The entire listing is to be repeated verbatim.

***** Dataset entries *****

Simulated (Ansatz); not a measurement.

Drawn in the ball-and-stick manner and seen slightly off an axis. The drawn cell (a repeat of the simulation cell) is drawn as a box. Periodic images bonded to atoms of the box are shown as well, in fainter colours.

*****

» **Task solution**
Simulated (Ansatz); not a measurement.

Drawn in the ball-and-stick manner and seen slightly off an axis. The drawn cell (a repeat of the simulation cell) is drawn as a box. Periodic images bonded to atoms of the box are shown as well, in fainter colours.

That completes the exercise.